ENTRIES PROVIDED START
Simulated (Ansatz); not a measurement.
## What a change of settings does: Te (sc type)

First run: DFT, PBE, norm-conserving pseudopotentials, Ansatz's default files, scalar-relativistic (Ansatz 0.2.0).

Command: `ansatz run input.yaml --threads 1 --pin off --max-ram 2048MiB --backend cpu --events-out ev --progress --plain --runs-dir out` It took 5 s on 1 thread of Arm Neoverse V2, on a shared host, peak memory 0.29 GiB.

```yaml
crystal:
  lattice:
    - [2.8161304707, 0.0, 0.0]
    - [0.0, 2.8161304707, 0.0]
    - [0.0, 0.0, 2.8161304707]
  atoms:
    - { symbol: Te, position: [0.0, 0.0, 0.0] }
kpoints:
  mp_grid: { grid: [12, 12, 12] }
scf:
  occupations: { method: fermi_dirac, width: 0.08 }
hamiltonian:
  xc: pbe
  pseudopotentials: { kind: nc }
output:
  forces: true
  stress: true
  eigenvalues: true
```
ENTRIES PROVIDED END

▶ WORK ORDER
Retype the complete listing exactly.

▶ ANSWER BOX
Simulated (Ansatz); not a measurement.
## What a change of settings does: Te (sc type)

First run: DFT, PBE, norm-conserving pseudopotentials, Ansatz's default files, scalar-relativistic (Ansatz 0.2.0).

Command: `ansatz run input.yaml --threads 1 --pin off --max-ram 2048MiB --backend cpu --events-out ev --progress --plain --runs-dir out` It took 5 s on 1 thread of Arm Neoverse V2, on a shared host, peak memory 0.29 GiB.

```yaml
crystal:
  lattice:
    - [2.8161304707, 0.0, 0.0]
    - [0.0, 2.8161304707, 0.0]
    - [0.0, 0.0, 2.8161304707]
  atoms:
    - { symbol: Te, position: [0.0, 0.0, 0.0] }
kpoints:
  mp_grid: { grid: [12, 12, 12] }
scf:
  occupations: { method: fermi_dirac, width: 0.08 }
hamiltonian:
  xc: pbe
  pseudopotentials: { kind: nc }
output:
  forces: true
  stress: true
  eigenvalues: true
```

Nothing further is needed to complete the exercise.